== Exercise ==
Exactly as they appear, copy the lines from the start of the entries below to the line containing "Question: How long", both ends included.

*** Opening Data provided ***

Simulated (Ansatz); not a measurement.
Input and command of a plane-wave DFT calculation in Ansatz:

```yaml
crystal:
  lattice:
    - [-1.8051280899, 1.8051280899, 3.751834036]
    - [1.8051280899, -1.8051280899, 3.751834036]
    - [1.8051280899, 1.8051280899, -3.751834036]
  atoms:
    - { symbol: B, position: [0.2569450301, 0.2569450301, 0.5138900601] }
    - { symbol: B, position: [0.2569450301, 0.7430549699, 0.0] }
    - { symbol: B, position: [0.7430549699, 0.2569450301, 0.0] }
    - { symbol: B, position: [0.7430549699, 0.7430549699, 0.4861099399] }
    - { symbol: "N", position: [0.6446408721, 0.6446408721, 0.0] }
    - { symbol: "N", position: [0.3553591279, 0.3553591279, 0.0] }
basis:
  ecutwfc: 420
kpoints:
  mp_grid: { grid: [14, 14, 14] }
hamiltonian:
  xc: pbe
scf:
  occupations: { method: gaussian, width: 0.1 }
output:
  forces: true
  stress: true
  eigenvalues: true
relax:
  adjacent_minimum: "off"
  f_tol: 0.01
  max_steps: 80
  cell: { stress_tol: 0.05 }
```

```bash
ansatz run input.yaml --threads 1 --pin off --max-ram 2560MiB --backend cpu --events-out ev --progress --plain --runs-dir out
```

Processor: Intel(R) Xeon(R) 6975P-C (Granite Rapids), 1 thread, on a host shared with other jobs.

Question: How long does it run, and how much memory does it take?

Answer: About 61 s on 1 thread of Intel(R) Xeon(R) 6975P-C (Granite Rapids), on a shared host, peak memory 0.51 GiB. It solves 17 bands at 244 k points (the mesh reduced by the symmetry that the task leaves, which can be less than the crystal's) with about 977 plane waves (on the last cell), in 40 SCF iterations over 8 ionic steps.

*** Closing Data provided ***

== Answer area ==
Simulated (Ansatz); not a measurement.
Input and command of a plane-wave DFT calculation in Ansatz:

```yaml
crystal:
  lattice:
    - [-1.8051280899, 1.8051280899, 3.751834036]
    - [1.8051280899, -1.8051280899, 3.751834036]
    - [1.8051280899, 1.8051280899, -3.751834036]
  atoms:
    - { symbol: B, position: [0.2569450301, 0.2569450301, 0.5138900601] }
    - { symbol: B, position: [0.2569450301, 0.7430549699, 0.0] }
    - { symbol: B, position: [0.7430549699, 0.2569450301, 0.0] }
    - { symbol: B, position: [0.7430549699, 0.7430549699, 0.4861099399] }
    - { symbol: "N", position: [0.6446408721, 0.6446408721, 0.0] }
    - { symbol: "N", position: [0.3553591279, 0.3553591279, 0.0] }
basis:
  ecutwfc: 420
kpoints:
  mp_grid: { grid: [14, 14, 14] }
hamiltonian:
  xc: pbe
scf:
  occupations: { method: gaussian, width: 0.1 }
output:
  forces: true
  stress: true
  eigenvalues: true
relax:
  adjacent_minimum: "off"
  f_tol: 0.01
  max_steps: 80
  cell: { stress_tol: 0.05 }
```

```bash
ansatz run input.yaml --threads 1 --pin off --max-ram 2560MiB --backend cpu --events-out ev --progress --plain --runs-dir out
```

Processor: Intel(R) Xeon(R) 6975P-C (Granite Rapids), 1 thread, on a host shared with other jobs.

Question: How long does it run, and how much memory does it take?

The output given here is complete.